Every record must be reproduced exactly. Leave none out.

» GIVEN DATA
BEGIN

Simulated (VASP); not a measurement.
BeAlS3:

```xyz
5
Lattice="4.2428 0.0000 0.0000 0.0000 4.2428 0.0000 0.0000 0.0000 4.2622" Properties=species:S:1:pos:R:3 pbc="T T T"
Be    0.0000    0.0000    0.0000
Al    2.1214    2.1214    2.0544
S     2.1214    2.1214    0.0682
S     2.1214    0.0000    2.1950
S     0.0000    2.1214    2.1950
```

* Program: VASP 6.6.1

END

» REPLY
Simulated (VASP); not a measurement.
BeAlS3:

```xyz
5
Lattice="4.2428 0.0000 0.0000 0.0000 4.2428 0.0000 0.0000 0.0000 4.2622" Properties=species:S:1:pos:R:3 pbc="T T T"
Be    0.0000    0.0000    0.0000
Al    2.1214    2.1214    2.0544
S     2.1214    2.1214    0.0682
S     2.1214    0.0000    2.1950
S     0.0000    2.1214    2.1950
```

* Program: VASP 6.6.1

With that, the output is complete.